++++ PROVIDED RECORDS

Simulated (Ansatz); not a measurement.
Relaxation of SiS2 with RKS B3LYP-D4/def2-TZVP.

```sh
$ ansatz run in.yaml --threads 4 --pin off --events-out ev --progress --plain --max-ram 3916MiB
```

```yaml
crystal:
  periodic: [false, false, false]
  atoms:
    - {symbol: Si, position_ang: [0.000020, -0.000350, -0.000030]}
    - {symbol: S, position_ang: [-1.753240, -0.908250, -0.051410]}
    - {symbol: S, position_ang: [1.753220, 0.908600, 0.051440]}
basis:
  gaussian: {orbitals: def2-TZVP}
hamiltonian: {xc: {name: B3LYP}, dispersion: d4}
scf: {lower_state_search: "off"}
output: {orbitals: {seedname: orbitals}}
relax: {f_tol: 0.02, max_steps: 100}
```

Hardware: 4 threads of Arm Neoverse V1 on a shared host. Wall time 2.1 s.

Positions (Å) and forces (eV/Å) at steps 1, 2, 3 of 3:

++++++++

WORK INSTRUCTION:
Please repeat the whole listing above, keeping every line exactly as it reads.

PROBLEM SOLUTION:
Simulated (Ansatz); not a measurement.
Relaxation of SiS2 with RKS B3LYP-D4/def2-TZVP.

```sh
$ ansatz run in.yaml --threads 4 --pin off --events-out ev --progress --plain --max-ram 3916MiB
```

```yaml
crystal:
  periodic: [false, false, false]
  atoms:
    - {symbol: Si, position_ang: [0.000020, -0.000350, -0.000030]}
    - {symbol: S, position_ang: [-1.753240, -0.908250, -0.051410]}
    - {symbol: S, position_ang: [1.753220, 0.908600, 0.051440]}
basis:
  gaussian: {orbitals: def2-TZVP}
hamiltonian: {xc: {name: B3LYP}, dispersion: d4}
scf: {lower_state_search: "off"}
output: {orbitals: {seedname: orbitals}}
relax: {f_tol: 0.02, max_steps: 100}
```

Hardware: 4 threads of Arm Neoverse V1 on a shared host. Wall time 2.1 s.

Positions (Å) and forces (eV/Å) at steps 1, 2, 3 of 3:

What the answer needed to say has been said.